Supplied material »
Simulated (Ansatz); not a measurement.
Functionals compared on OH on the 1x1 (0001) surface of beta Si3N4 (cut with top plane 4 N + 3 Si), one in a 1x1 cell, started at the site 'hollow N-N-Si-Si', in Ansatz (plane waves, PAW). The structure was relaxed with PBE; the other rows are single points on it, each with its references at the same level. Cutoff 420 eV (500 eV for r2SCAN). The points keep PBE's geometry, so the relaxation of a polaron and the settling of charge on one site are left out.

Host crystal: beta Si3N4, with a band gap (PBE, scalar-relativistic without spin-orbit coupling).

Work request » Print out the complete data above, character for character.

Task answer »
Simulated (Ansatz); not a measurement.
Functionals compared on OH on the 1x1 (0001) surface of beta Si3N4 (cut with top plane 4 N + 3 Si), one in a 1x1 cell, started at the site 'hollow N-N-Si-Si', in Ansatz (plane waves, PAW). The structure was relaxed with PBE; the other rows are single points on it, each with its references at the same level. Cutoff 420 eV (500 eV for r2SCAN). The points keep PBE's geometry, so the relaxation of a polaron and the settling of charge on one site are left out.

Host crystal: beta Si3N4, with a band gap (PBE, scalar-relativistic without spin-orbit coupling).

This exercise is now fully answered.